Write the entries out exactly, with the final line being the one containing "pressure (GPa) |".

┌──
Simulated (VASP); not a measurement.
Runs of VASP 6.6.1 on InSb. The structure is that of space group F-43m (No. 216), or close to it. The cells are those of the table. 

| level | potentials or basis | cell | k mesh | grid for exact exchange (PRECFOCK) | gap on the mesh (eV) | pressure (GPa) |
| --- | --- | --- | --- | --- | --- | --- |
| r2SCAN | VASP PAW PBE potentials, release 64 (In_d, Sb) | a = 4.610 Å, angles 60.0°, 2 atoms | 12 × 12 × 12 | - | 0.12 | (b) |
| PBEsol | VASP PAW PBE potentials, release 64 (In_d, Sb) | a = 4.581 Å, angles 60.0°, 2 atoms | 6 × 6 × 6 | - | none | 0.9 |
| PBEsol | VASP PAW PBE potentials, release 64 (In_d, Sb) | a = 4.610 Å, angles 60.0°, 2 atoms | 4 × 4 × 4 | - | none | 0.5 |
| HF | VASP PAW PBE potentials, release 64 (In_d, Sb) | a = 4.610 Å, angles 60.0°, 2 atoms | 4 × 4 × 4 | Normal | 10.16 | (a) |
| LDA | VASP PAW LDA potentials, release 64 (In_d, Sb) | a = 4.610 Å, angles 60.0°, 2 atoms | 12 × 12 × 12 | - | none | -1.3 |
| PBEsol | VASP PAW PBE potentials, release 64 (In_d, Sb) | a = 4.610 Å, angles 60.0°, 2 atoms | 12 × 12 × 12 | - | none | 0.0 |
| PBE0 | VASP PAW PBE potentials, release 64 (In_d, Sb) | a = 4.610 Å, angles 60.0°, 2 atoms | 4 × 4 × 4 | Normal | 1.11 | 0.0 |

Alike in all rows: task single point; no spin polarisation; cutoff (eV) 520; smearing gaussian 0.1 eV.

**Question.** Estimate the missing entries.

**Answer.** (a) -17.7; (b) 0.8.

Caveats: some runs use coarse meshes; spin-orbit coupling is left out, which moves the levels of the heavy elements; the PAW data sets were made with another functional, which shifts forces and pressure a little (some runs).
└──

Worked solution>
Simulated (VASP); not a measurement.
Runs of VASP 6.6.1 on InSb. The structure is that of space group F-43m (No. 216), or close to it. The cells are those of the table. 

| level | potentials or basis | cell | k mesh | grid for exact exchange (PRECFOCK) | gap on the mesh (eV) | pressure (GPa) |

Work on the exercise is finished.